%%

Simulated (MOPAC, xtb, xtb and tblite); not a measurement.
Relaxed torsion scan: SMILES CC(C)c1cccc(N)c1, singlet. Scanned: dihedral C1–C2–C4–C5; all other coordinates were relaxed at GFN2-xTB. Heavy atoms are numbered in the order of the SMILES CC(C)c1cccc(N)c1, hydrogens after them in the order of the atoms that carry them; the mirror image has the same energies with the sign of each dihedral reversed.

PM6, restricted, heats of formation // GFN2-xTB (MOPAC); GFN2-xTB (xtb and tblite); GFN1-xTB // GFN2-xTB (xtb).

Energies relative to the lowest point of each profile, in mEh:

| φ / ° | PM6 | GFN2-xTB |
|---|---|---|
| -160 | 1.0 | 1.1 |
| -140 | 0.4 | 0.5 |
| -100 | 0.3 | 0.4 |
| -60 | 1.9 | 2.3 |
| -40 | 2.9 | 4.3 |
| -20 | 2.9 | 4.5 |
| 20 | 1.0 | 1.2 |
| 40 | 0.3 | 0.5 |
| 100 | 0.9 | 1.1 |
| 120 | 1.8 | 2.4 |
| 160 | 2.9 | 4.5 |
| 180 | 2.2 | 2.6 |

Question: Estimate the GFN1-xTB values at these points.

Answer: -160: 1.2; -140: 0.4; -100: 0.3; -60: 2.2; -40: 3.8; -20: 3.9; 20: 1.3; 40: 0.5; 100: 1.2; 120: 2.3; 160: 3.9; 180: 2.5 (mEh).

%%

Work item: Would you retype the lines above from the one with "40 | 0.3 | 0.5 |" down to the one with "Question: Estimate the", word for word, both ends included and no other lines?

Task output:
| 40 | 0.3 | 0.5 |
| 100 | 0.9 | 1.1 |
| 120 | 1.8 | 2.4 |
| 160 | 2.9 | 4.5 |
| 180 | 2.2 | 2.6 |

Question: Estimate the GFN1-xTB values at these points.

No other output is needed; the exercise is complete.